↓↓↓

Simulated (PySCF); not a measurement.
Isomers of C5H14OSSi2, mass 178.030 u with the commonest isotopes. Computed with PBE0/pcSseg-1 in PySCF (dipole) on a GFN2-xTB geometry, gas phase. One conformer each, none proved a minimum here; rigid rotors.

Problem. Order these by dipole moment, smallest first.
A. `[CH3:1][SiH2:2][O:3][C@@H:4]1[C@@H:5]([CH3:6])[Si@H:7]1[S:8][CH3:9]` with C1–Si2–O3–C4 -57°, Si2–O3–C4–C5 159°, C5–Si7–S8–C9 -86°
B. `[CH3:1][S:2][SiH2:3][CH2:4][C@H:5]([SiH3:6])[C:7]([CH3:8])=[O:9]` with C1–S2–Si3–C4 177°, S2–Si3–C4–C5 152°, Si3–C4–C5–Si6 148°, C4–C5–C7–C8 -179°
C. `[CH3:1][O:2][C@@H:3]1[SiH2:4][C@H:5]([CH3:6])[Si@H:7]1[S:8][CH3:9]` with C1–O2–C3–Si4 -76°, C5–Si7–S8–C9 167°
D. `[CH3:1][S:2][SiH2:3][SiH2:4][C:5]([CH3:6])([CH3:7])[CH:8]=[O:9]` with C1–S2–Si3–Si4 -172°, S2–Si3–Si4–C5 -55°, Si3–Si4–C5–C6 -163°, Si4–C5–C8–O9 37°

↑↑↑

> _Exercise_
The entries above should be copied out exactly, with none left out.

> _Written reply_
Simulated (PySCF); not a measurement.
Isomers of C5H14OSSi2, mass 178.030 u with the commonest isotopes. Computed with PBE0/pcSseg-1 in PySCF (dipole) on a GFN2-xTB geometry, gas phase. One conformer each, none proved a minimum here; rigid rotors.

Problem. Order these by dipole moment, smallest first.
A. `[CH3:1][SiH2:2][O:3][C@@H:4]1[C@@H:5]([CH3:6])[Si@H:7]1[S:8][CH3:9]` with C1–Si2–O3–C4 -57°, Si2–O3–C4–C5 159°, C5–Si7–S8–C9 -86°
B. `[CH3:1][S:2][SiH2:3][CH2:4][C@H:5]([SiH3:6])[C:7]([CH3:8])=[O:9]` with C1–S2–Si3–C4 177°, S2–Si3–C4–C5 152°, Si3–C4–C5–Si6 148°, C4–C5–C7–C8 -179°
C. `[CH3:1][O:2][C@@H:3]1[SiH2:4][C@H:5]([CH3:6])[Si@H:7]1[S:8][CH3:9]` with C1–O2–C3–Si4 -76°, C5–Si7–S8–C9 167°
D. `[CH3:1][S:2][SiH2:3][SiH2:4][C:5]([CH3:6])([CH3:7])[CH:8]=[O:9]` with C1–S2–Si3–Si4 -172°, S2–Si3–Si4–C5 -55°, Si3–Si4–C5–C6 -163°, Si4–C5–C8–O9 37°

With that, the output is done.